Work instruction:
Would you restate the entries below word for word, starting at the first line and ending with the one that has "The runs use"?

─── Recorded data

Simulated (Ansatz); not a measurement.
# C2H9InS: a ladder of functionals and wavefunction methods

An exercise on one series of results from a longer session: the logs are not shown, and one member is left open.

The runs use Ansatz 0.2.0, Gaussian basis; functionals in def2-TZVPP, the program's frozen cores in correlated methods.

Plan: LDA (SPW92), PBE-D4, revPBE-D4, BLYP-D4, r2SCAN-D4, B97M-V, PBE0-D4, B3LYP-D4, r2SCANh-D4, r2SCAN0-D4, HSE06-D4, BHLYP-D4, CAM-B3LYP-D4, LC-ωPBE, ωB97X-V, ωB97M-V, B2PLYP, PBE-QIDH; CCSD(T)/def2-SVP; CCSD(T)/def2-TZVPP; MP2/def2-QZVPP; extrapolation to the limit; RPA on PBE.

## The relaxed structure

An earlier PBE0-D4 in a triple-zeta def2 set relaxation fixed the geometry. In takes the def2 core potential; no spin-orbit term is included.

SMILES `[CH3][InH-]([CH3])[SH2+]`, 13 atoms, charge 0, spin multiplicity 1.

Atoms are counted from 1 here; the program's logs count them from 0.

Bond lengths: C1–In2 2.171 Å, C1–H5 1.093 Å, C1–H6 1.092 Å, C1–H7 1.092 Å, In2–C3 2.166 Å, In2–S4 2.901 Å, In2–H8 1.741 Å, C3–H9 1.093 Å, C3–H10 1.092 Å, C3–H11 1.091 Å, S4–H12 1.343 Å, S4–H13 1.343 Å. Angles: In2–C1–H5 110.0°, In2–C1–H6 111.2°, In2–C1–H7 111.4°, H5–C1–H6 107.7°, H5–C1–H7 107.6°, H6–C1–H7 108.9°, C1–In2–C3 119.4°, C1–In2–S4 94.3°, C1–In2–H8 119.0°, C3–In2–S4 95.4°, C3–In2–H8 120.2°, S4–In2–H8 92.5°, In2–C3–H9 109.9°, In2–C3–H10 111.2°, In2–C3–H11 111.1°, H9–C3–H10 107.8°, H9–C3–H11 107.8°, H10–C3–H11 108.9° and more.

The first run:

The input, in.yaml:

──────

Solution:
Simulated (Ansatz); not a measurement.
# C2H9InS: a ladder of functionals and wavefunction methods

An exercise on one series of results from a longer session: the logs are not shown, and one member is left open.

The runs use Ansatz 0.2.0, Gaussian basis; functionals in def2-TZVPP, the program's frozen cores in correlated methods.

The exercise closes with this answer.